★ ★ ★ ★ ★ ★ ★
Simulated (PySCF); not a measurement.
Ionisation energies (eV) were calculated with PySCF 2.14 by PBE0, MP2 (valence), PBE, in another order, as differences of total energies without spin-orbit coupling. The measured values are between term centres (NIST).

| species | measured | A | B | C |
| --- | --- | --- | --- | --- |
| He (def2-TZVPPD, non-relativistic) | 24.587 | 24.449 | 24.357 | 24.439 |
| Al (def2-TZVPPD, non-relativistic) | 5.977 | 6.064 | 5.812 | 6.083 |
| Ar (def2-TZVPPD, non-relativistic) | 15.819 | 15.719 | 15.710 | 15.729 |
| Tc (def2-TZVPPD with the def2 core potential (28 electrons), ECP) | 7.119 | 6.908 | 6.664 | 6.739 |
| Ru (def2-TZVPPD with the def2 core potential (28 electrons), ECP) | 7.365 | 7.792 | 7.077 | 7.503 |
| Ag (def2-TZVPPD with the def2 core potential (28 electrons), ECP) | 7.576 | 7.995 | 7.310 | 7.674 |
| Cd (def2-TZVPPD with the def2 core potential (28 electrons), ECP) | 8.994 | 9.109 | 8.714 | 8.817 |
★ ★ ★ ★ ★ ★ ★

WORK REQUEST: Return the whole listing, word for word.

EXERCISE RESULT:
Simulated (PySCF); not a measurement.
Ionisation energies (eV) were calculated with PySCF 2.14 by PBE0, MP2 (valence), PBE, in another order, as differences of total energies without spin-orbit coupling. The measured values are between term centres (NIST).

| species | measured | A | B | C |
| --- | --- | --- | --- | --- |
| He (def2-TZVPPD, non-relativistic) | 24.587 | 24.449 | 24.357 | 24.439 |
| Al (def2-TZVPPD, non-relativistic) | 5.977 | 6.064 | 5.812 | 6.083 |
| Ar (def2-TZVPPD, non-relativistic) | 15.819 | 15.719 | 15.710 | 15.729 |
| Tc (def2-TZVPPD with the def2 core potential (28 electrons), ECP) | 7.119 | 6.908 | 6.664 | 6.739 |
| Ru (def2-TZVPPD with the def2 core potential (28 electrons), ECP) | 7.365 | 7.792 | 7.077 | 7.503 |
| Ag (def2-TZVPPD with the def2 core potential (28 electrons), ECP) | 7.576 | 7.995 | 7.310 | 7.674 |
| Cd (def2-TZVPPD with the def2 core potential (28 electrons), ECP) | 8.994 | 9.109 | 8.714 | 8.817 |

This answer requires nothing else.